_RECORD SET_.
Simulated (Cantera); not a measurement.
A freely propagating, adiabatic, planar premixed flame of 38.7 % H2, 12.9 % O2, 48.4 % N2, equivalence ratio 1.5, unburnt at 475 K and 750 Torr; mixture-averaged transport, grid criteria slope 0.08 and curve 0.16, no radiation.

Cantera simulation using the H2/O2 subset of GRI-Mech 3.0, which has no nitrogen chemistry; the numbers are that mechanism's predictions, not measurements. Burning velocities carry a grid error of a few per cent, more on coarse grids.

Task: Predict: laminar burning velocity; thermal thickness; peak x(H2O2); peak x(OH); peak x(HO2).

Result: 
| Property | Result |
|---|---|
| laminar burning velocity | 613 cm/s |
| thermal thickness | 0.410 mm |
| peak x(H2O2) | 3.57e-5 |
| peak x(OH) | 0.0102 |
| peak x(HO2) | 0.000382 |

_WORK TASK_. Every line above from the line with "Cantera simulation using" to the line with "x(OH) | 0.0102 |", both included, must be reproduced exactly, and no other line may appear.

_ANSWER AREA_.
Cantera simulation using the H2/O2 subset of GRI-Mech 3.0, which has no nitrogen chemistry; the numbers are that mechanism's predictions, not measurements. Burning velocities carry a grid error of a few per cent, more on coarse grids.

Task: Predict: laminar burning velocity; thermal thickness; peak x(H2O2); peak x(OH); peak x(HO2).

Result: 
| Property | Result |
|---|---|
| laminar burning velocity | 613 cm/s |
| thermal thickness | 0.410 mm |
| peak x(H2O2) | 3.57e-5 |
| peak x(OH) | 0.0102 |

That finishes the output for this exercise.